Listed entries:
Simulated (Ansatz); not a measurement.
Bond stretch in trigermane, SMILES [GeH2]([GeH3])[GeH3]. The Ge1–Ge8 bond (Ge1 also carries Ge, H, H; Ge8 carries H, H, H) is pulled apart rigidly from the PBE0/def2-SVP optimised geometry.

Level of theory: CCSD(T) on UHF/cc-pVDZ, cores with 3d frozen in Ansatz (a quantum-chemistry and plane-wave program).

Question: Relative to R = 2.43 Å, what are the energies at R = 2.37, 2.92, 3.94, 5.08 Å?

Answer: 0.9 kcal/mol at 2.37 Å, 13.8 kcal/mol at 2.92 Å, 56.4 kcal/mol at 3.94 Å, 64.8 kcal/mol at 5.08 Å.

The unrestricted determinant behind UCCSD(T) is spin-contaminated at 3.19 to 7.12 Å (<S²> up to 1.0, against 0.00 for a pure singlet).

Action item: Please give back the records exactly as written, beginning at the first line and including the line that holds "Level of theory: CCSD(T)" as the last.

Answer section:
Simulated (Ansatz); not a measurement.
Bond stretch in trigermane, SMILES [GeH2]([GeH3])[GeH3]. The Ge1–Ge8 bond (Ge1 also carries Ge, H, H; Ge8 carries H, H, H) is pulled apart rigidly from the PBE0/def2-SVP optimised geometry.

Level of theory: CCSD(T) on UHF/cc-pVDZ, cores with 3d frozen in Ansatz (a quantum-chemistry and plane-wave program).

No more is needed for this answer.